Work request:
The first line of the entries below, the line containing "A cubic in V^(−2/3), the", and every line between them should be repeated exactly, and nothing else.

Raw data:
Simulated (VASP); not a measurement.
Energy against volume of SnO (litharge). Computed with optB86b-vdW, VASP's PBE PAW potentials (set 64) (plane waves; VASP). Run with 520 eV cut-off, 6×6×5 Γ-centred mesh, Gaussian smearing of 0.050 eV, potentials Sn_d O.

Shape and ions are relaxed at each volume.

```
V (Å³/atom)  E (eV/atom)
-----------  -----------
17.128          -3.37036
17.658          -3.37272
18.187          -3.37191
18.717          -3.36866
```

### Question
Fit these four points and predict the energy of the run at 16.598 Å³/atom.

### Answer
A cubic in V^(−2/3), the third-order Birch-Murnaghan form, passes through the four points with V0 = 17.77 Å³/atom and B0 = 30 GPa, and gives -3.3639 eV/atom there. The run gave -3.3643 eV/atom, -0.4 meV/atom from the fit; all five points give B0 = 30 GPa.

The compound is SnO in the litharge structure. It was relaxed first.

Task response:
Simulated (VASP); not a measurement.
Energy against volume of SnO (litharge). Computed with optB86b-vdW, VASP's PBE PAW potentials (set 64) (plane waves; VASP). Run with 520 eV cut-off, 6×6×5 Γ-centred mesh, Gaussian smearing of 0.050 eV, potentials Sn_d O.

Shape and ions are relaxed at each volume.

```
V (Å³/atom)  E (eV/atom)
-----------  -----------
17.128          -3.37036
17.658          -3.37272
18.187          -3.37191
18.717          -3.36866
```

### Question
Fit these four points and predict the energy of the run at 16.598 Å³/atom.

### Answer
A cubic in V^(−2/3), the third-order Birch-Murnaghan form, passes through the four points with V0 = 17.77 Å³/atom and B0 = 30 GPa, and gives -3.3639 eV/atom there. The run gave -3.3643 eV/atom, -0.4 meV/atom from the fit; all five points give B0 = 30 GPa.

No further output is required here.